* [Action item] Copy out the data below. Keep every word as it is.

%%

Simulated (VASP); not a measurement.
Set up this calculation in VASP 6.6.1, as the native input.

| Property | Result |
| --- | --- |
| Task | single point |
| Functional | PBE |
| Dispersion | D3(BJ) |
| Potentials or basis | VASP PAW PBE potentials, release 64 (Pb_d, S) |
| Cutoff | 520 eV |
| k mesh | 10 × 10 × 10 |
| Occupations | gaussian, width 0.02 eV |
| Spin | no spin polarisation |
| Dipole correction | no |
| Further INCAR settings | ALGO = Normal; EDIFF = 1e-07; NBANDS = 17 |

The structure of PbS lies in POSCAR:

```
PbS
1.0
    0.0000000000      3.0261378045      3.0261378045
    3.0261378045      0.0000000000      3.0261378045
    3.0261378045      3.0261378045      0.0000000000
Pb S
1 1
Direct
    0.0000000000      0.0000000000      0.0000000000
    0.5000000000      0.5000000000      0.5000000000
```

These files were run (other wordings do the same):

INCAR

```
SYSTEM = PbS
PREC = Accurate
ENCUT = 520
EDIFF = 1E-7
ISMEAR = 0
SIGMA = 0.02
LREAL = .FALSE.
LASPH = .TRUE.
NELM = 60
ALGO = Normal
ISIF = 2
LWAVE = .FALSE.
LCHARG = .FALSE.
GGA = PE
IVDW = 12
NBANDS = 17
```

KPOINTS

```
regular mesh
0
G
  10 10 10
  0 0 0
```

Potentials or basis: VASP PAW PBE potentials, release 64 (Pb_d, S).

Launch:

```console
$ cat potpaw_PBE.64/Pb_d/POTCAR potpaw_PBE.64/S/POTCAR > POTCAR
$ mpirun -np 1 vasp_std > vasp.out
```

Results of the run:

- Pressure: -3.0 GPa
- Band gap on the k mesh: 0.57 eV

%%

* [Exercise output]
Simulated (VASP); not a measurement.
Set up this calculation in VASP 6.6.1, as the native input.

| Property | Result |
| --- | --- |
| Task | single point |
| Functional | PBE |
| Dispersion | D3(BJ) |
| Potentials or basis | VASP PAW PBE potentials, release 64 (Pb_d, S) |
| Cutoff | 520 eV |
| k mesh | 10 × 10 × 10 |
| Occupations | gaussian, width 0.02 eV |
| Spin | no spin polarisation |
| Dipole correction | no |
| Further INCAR settings | ALGO = Normal; EDIFF = 1e-07; NBANDS = 17 |

The structure of PbS lies in POSCAR:

```
PbS
1.0
    0.0000000000      3.0261378045      3.0261378045
    3.0261378045      0.0000000000      3.0261378045
    3.0261378045      3.0261378045      0.0000000000
Pb S
1 1
Direct
    0.0000000000      0.0000000000      0.0000000000
    0.5000000000      0.5000000000      0.5000000000
```

These files were run (other wordings do the same):

INCAR

```
SYSTEM = PbS
PREC = Accurate
ENCUT = 520
EDIFF = 1E-7
ISMEAR = 0
SIGMA = 0.02
LREAL = .FALSE.
LASPH = .TRUE.
NELM = 60
ALGO = Normal
ISIF = 2
LWAVE = .FALSE.
LCHARG = .FALSE.
GGA = PE
IVDW = 12
NBANDS = 17
```

KPOINTS

```
regular mesh
0
G
  10 10 10
  0 0 0
```

Potentials or basis: VASP PAW PBE potentials, release 64 (Pb_d, S).

Launch:

```console
$ cat potpaw_PBE.64/Pb_d/POTCAR potpaw_PBE.64/S/POTCAR > POTCAR
$ mpirun -np 1 vasp_std > vasp.out
```

Results of the run:

- Pressure: -3.0 GPa
- Band gap on the k mesh: 0.57 eV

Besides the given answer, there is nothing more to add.